========================================================================
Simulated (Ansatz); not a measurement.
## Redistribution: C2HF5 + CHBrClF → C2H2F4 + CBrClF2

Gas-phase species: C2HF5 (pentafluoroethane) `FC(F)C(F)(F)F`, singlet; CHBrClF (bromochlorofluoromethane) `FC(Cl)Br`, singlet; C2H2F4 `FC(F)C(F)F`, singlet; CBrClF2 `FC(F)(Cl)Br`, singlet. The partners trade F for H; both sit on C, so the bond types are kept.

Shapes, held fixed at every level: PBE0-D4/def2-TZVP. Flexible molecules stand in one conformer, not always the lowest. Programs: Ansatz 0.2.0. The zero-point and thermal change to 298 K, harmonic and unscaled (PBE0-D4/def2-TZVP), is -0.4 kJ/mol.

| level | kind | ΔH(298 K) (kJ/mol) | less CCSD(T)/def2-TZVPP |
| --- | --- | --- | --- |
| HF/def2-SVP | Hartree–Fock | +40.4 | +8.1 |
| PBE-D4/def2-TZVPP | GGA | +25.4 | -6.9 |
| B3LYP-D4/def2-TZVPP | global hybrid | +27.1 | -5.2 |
========================================================================

• _TASK ITEM_:
Each line above is to be reproduced exactly.

• _EXERCISE ANSWER_:
Simulated (Ansatz); not a measurement.
## Redistribution: C2HF5 + CHBrClF → C2H2F4 + CBrClF2

Gas-phase species: C2HF5 (pentafluoroethane) `FC(F)C(F)(F)F`, singlet; CHBrClF (bromochlorofluoromethane) `FC(Cl)Br`, singlet; C2H2F4 `FC(F)C(F)F`, singlet; CBrClF2 `FC(F)(Cl)Br`, singlet. The partners trade F for H; both sit on C, so the bond types are kept.

Shapes, held fixed at every level: PBE0-D4/def2-TZVP. Flexible molecules stand in one conformer, not always the lowest. Programs: Ansatz 0.2.0. The zero-point and thermal change to 298 K, harmonic and unscaled (PBE0-D4/def2-TZVP), is -0.4 kJ/mol.

| level | kind | ΔH(298 K) (kJ/mol) | less CCSD(T)/def2-TZVPP |
| --- | --- | --- | --- |
| HF/def2-SVP | Hartree–Fock | +40.4 | +8.1 |
| PBE-D4/def2-TZVPP | GGA | +25.4 | -6.9 |
| B3LYP-D4/def2-TZVPP | global hybrid | +27.1 | -5.2 |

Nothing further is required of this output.